RECORD EXCERPTS:
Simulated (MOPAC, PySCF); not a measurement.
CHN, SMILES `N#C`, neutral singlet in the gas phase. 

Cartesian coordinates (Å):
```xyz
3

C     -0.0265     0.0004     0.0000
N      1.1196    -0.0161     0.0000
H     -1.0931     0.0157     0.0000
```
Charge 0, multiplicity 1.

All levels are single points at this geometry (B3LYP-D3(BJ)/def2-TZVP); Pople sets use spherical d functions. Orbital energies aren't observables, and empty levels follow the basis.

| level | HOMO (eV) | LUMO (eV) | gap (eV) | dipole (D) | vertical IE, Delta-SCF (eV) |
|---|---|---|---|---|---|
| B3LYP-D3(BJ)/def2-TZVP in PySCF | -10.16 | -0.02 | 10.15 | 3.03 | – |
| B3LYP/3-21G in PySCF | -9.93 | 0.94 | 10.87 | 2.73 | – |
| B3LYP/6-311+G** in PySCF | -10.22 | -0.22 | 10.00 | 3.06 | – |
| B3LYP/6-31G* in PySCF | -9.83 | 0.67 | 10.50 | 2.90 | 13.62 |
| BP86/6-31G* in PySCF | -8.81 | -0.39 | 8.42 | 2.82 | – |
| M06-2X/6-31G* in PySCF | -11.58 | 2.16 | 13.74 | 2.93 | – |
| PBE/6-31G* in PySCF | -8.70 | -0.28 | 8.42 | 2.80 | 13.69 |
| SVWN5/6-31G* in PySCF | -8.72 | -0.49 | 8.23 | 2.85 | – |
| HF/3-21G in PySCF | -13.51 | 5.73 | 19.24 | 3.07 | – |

WORK ITEM: As the exercise requires, copy out the data shown above word for word.

ANSWER BOX:
Simulated (MOPAC, PySCF); not a measurement.
CHN, SMILES `N#C`, neutral singlet in the gas phase. 

Cartesian coordinates (Å):
```xyz
3

C     -0.0265     0.0004     0.0000
N      1.1196    -0.0161     0.0000
H     -1.0931     0.0157     0.0000
```
Charge 0, multiplicity 1.

All levels are single points at this geometry (B3LYP-D3(BJ)/def2-TZVP); Pople sets use spherical d functions. Orbital energies aren't observables, and empty levels follow the basis.

| level | HOMO (eV) | LUMO (eV) | gap (eV) | dipole (D) | vertical IE, Delta-SCF (eV) |
|---|---|---|---|---|---|
| B3LYP-D3(BJ)/def2-TZVP in PySCF | -10.16 | -0.02 | 10.15 | 3.03 | – |
| B3LYP/3-21G in PySCF | -9.93 | 0.94 | 10.87 | 2.73 | – |
| B3LYP/6-311+G** in PySCF | -10.22 | -0.22 | 10.00 | 3.06 | – |
| B3LYP/6-31G* in PySCF | -9.83 | 0.67 | 10.50 | 2.90 | 13.62 |
| BP86/6-31G* in PySCF | -8.81 | -0.39 | 8.42 | 2.82 | – |
| M06-2X/6-31G* in PySCF | -11.58 | 2.16 | 13.74 | 2.93 | – |
| PBE/6-31G* in PySCF | -8.70 | -0.28 | 8.42 | 2.80 | 13.69 |
| SVWN5/6-31G* in PySCF | -8.72 | -0.49 | 8.23 | 2.85 | – |
| HF/3-21G in PySCF | -13.51 | 5.73 | 19.24 | 3.07 | – |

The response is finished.